Data for analysis below:
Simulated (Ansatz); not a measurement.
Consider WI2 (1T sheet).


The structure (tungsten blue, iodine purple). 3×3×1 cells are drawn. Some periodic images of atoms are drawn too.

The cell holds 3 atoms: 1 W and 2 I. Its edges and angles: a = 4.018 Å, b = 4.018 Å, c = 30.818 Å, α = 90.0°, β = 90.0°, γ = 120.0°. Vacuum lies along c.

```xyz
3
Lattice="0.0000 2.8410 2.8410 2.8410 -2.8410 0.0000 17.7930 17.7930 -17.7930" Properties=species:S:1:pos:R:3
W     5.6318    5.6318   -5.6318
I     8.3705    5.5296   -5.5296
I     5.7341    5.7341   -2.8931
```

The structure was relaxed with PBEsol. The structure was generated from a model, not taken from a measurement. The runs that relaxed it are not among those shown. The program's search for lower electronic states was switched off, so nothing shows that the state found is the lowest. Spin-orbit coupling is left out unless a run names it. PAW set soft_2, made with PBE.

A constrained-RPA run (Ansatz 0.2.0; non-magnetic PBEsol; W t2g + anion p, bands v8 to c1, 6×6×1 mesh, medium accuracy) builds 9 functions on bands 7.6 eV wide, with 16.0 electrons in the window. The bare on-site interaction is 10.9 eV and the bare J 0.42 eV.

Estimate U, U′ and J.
End of Data for analysis.

### Brief
Up to and including the line that contains "The structure was relaxed", output the records above exactly, beginning with their first line.

### Your solution
Simulated (Ansatz); not a measurement.
Consider WI2 (1T sheet).


The structure (tungsten blue, iodine purple). 3×3×1 cells are drawn. Some periodic images of atoms are drawn too.

The cell holds 3 atoms: 1 W and 2 I. Its edges and angles: a = 4.018 Å, b = 4.018 Å, c = 30.818 Å, α = 90.0°, β = 90.0°, γ = 120.0°. Vacuum lies along c.

```xyz
3
Lattice="0.0000 2.8410 2.8410 2.8410 -2.8410 0.0000 17.7930 17.7930 -17.7930" Properties=species:S:1:pos:R:3
W     5.6318    5.6318   -5.6318
I     8.3705    5.5296   -5.5296
I     5.7341    5.7341   -2.8931
```

The structure was relaxed with PBEsol. The structure was generated from a model, not taken from a measurement. The runs that relaxed it are not among those shown. The program's search for lower electronic states was switched off, so nothing shows that the state found is the lowest. Spin-orbit coupling is left out unless a run names it. PAW set soft_2, made with PBE.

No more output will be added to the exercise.